• Activity
Repeat the data exactly, every last line of it.

• Recorded information
+ + + + + + +
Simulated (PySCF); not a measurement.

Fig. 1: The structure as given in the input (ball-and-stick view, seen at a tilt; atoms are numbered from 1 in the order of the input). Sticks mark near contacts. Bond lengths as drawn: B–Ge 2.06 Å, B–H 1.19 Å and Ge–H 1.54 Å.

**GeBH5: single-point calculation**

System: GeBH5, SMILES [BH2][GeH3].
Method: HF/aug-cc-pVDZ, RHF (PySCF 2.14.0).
+ + + + + + +

• Written answer
Simulated (PySCF); not a measurement.

Fig. 1: The structure as given in the input (ball-and-stick view, seen at a tilt; atoms are numbered from 1 in the order of the input). Sticks mark near contacts. Bond lengths as drawn: B–Ge 2.06 Å, B–H 1.19 Å and Ge–H 1.54 Å.

**GeBH5: single-point calculation**

System: GeBH5, SMILES [BH2][GeH3].
Method: HF/aug-cc-pVDZ, RHF (PySCF 2.14.0).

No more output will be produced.